(Excerpted data begins)

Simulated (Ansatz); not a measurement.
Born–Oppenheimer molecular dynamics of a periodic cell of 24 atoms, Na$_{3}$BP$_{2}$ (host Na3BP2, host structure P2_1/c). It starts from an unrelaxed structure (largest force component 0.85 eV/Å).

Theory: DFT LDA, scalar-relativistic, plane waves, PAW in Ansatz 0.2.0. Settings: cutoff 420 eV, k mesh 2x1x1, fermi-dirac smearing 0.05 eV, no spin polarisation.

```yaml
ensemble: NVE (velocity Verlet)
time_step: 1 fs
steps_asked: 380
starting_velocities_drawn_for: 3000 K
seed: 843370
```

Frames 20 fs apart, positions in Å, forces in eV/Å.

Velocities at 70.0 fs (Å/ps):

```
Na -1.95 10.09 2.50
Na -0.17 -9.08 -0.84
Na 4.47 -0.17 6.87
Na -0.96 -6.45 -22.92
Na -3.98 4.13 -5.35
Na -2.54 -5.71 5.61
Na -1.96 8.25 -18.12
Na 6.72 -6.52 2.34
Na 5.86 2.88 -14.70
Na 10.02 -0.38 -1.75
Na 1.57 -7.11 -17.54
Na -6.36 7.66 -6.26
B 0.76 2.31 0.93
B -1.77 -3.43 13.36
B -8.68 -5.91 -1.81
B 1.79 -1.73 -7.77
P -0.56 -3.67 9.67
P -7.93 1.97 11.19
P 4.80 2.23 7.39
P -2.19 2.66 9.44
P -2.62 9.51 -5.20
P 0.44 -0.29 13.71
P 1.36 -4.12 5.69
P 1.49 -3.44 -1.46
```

(Excerpted data ends)

◆ **Work order**: Up to and including the line that contains "Born–Oppenheimer molecular dynamics", output the records above exactly, beginning with their first line.

◆ **Task result**:
Simulated (Ansatz); not a measurement.
Born–Oppenheimer molecular dynamics of a periodic cell of 24 atoms, Na$_{3}$BP$_{2}$ (host Na3BP2, host structure P2_1/c). It starts from an unrelaxed structure (largest force component 0.85 eV/Å).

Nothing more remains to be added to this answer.